### INFORMATION
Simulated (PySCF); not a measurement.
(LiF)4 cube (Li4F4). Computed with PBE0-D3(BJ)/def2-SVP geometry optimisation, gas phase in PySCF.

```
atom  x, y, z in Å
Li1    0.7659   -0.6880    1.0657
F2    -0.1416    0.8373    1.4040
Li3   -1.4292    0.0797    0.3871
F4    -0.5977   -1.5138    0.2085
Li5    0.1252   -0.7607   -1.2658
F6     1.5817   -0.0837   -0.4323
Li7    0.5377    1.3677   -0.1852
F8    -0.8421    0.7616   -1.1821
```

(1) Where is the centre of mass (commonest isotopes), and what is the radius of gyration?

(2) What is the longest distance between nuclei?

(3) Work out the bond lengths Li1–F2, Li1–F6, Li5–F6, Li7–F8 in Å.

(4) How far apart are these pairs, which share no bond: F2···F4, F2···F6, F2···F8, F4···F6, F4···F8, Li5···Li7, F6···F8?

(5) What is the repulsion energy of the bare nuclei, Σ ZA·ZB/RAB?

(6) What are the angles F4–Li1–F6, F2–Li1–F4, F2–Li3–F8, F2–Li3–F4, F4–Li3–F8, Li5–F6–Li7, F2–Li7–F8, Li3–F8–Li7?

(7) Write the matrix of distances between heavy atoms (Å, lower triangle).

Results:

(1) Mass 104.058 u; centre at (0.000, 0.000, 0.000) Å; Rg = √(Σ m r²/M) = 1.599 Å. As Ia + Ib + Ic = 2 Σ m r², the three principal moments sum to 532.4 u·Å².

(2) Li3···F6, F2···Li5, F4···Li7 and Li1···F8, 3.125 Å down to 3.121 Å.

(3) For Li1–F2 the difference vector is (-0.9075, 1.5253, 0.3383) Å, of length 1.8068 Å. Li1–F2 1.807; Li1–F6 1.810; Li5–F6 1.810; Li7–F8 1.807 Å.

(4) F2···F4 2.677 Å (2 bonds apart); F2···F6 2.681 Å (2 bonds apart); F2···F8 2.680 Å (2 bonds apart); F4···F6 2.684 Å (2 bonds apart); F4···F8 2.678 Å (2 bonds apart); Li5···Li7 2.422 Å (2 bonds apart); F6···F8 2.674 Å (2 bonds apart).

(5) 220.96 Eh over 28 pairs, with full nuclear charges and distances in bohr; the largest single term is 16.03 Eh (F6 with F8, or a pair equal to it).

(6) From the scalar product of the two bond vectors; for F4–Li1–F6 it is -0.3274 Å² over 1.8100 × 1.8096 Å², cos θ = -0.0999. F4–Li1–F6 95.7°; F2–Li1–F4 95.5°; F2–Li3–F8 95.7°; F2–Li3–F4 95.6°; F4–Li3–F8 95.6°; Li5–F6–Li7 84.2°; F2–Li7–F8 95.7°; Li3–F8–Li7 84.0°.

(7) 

### WORK INSTRUCTION
Transcribe the lines from the first line of the records through the line that contains "(6) From the", both included, and add nothing else.

### PROBLEM SOLUTION
Simulated (PySCF); not a measurement.
(LiF)4 cube (Li4F4). Computed with PBE0-D3(BJ)/def2-SVP geometry optimisation, gas phase in PySCF.

```
atom  x, y, z in Å
Li1    0.7659   -0.6880    1.0657
F2    -0.1416    0.8373    1.4040
Li3   -1.4292    0.0797    0.3871
F4    -0.5977   -1.5138    0.2085
Li5    0.1252   -0.7607   -1.2658
F6     1.5817   -0.0837   -0.4323
Li7    0.5377    1.3677   -0.1852
F8    -0.8421    0.7616   -1.1821
```

(1) Where is the centre of mass (commonest isotopes), and what is the radius of gyration?

(2) What is the longest distance between nuclei?

(3) Work out the bond lengths Li1–F2, Li1–F6, Li5–F6, Li7–F8 in Å.

(4) How far apart are these pairs, which share no bond: F2···F4, F2···F6, F2···F8, F4···F6, F4···F8, Li5···Li7, F6···F8?

(5) What is the repulsion energy of the bare nuclei, Σ ZA·ZB/RAB?

(6) What are the angles F4–Li1–F6, F2–Li1–F4, F2–Li3–F8, F2–Li3–F4, F4–Li3–F8, Li5–F6–Li7, F2–Li7–F8, Li3–F8–Li7?

(7) Write the matrix of distances between heavy atoms (Å, lower triangle).

Results:

(1) Mass 104.058 u; centre at (0.000, 0.000, 0.000) Å; Rg = √(Σ m r²/M) = 1.599 Å. As Ia + Ib + Ic = 2 Σ m r², the three principal moments sum to 532.4 u·Å².

(2) Li3···F6, F2···Li5, F4···Li7 and Li1···F8, 3.125 Å down to 3.121 Å.

(3) For Li1–F2 the difference vector is (-0.9075, 1.5253, 0.3383) Å, of length 1.8068 Å. Li1–F2 1.807; Li1–F6 1.810; Li5–F6 1.810; Li7–F8 1.807 Å.

(4) F2···F4 2.677 Å (2 bonds apart); F2···F6 2.681 Å (2 bonds apart); F2···F8 2.680 Å (2 bonds apart); F4···F6 2.684 Å (2 bonds apart); F4···F8 2.678 Å (2 bonds apart); Li5···Li7 2.422 Å (2 bonds apart); F6···F8 2.674 Å (2 bonds apart).

(5) 220.96 Eh over 28 pairs, with full nuclear charges and distances in bohr; the largest single term is 16.03 Eh (F6 with F8, or a pair equal to it).

(6) From the scalar product of the two bond vectors; for F4–Li1–F6 it is -0.3274 Å² over 1.8100 × 1.8096 Å², cos θ = -0.0999. F4–Li1–F6 95.7°; F2–Li1–F4 95.5°; F2–Li3–F8 95.7°; F2–Li3–F4 95.6°; F4–Li3–F8 95.6°; Li5–F6–Li7 84.2°; F2–Li7–F8 95.7°; Li3–F8–Li7 84.0°.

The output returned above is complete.